Material provided:
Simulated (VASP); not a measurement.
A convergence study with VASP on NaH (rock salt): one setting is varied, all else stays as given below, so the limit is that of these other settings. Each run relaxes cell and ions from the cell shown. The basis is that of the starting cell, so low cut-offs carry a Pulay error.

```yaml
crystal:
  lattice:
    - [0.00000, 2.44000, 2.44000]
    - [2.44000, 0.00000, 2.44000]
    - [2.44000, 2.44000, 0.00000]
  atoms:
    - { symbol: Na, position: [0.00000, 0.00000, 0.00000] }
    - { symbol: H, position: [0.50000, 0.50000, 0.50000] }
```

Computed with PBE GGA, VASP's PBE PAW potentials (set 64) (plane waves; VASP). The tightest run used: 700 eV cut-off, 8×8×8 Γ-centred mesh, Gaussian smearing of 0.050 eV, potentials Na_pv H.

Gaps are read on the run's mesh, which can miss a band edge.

Work task:
Exactly as written, please reproduce the lines from the first line of the data to the line containing "Computed with PBE", inclusive, and nothing else.

Response box:
Simulated (VASP); not a measurement.
A convergence study with VASP on NaH (rock salt): one setting is varied, all else stays as given below, so the limit is that of these other settings. Each run relaxes cell and ions from the cell shown. The basis is that of the starting cell, so low cut-offs carry a Pulay error.

```yaml
crystal:
  lattice:
    - [0.00000, 2.44000, 2.44000]
    - [2.44000, 0.00000, 2.44000]
    - [2.44000, 2.44000, 0.00000]
  atoms:
    - { symbol: Na, position: [0.00000, 0.00000, 0.00000] }
    - { symbol: H, position: [0.50000, 0.50000, 0.50000] }
```

Computed with PBE GGA, VASP's PBE PAW potentials (set 64) (plane waves; VASP). The tightest run used: 700 eV cut-off, 8×8×8 Γ-centred mesh, Gaussian smearing of 0.050 eV, potentials Na_pv H.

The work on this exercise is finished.